Work task =
Taking the line with "# Co: energy along a strain" as the first and the line with "Fit y = c2 x²" as the last, set down exactly every line in that range from the entries below, and no more.

Extracted data =
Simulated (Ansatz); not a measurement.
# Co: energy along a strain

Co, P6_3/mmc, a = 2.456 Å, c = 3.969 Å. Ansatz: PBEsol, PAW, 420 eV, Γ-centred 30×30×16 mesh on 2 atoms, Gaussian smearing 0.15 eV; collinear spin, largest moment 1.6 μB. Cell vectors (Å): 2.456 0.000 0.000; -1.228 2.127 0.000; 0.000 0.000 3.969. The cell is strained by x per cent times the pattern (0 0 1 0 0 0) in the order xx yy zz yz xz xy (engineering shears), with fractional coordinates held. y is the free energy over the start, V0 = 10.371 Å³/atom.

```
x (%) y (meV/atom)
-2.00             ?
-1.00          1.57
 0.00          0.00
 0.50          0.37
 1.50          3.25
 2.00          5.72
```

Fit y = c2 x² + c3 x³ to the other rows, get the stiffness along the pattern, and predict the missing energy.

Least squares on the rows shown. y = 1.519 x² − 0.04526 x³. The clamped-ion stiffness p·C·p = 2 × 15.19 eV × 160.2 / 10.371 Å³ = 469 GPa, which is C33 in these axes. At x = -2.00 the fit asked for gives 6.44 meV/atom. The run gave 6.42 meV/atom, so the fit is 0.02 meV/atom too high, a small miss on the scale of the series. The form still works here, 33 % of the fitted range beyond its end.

Answer section =
# Co: energy along a strain

Co, P6_3/mmc, a = 2.456 Å, c = 3.969 Å. Ansatz: PBEsol, PAW, 420 eV, Γ-centred 30×30×16 mesh on 2 atoms, Gaussian smearing 0.15 eV; collinear spin, largest moment 1.6 μB. Cell vectors (Å): 2.456 0.000 0.000; -1.228 2.127 0.000; 0.000 0.000 3.969. The cell is strained by x per cent times the pattern (0 0 1 0 0 0) in the order xx yy zz yz xz xy (engineering shears), with fractional coordinates held. y is the free energy over the start, V0 = 10.371 Å³/atom.

```
x (%) y (meV/atom)
-2.00             ?
-1.00          1.57
 0.00          0.00
 0.50          0.37
 1.50          3.25
 2.00          5.72
```

Fit y = c2 x² + c3 x³ to the other rows, get the stiffness along the pattern, and predict the missing energy.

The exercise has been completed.